Copy out the entries that come next, exactly.

DATASET RECORDS:
===============
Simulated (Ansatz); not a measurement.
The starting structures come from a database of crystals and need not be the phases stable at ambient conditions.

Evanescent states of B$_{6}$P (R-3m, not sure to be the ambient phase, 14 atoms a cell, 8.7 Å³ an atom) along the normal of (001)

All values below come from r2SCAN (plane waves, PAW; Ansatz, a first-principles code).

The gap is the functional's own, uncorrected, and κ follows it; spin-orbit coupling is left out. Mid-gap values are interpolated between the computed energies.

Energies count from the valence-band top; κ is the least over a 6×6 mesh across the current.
===============

TASK ANSWER:
Simulated (Ansatz); not a measurement.
The starting structures come from a database of crystals and need not be the phases stable at ambient conditions.

Evanescent states of B$_{6}$P (R-3m, not sure to be the ambient phase, 14 atoms a cell, 8.7 Å³ an atom) along the normal of (001)

All values below come from r2SCAN (plane waves, PAW; Ansatz, a first-principles code).

The gap is the functional's own, uncorrected, and κ follows it; spin-orbit coupling is left out. Mid-gap values are interpolated between the computed energies.

Energies count from the valence-band top; κ is the least over a 6×6 mesh across the current.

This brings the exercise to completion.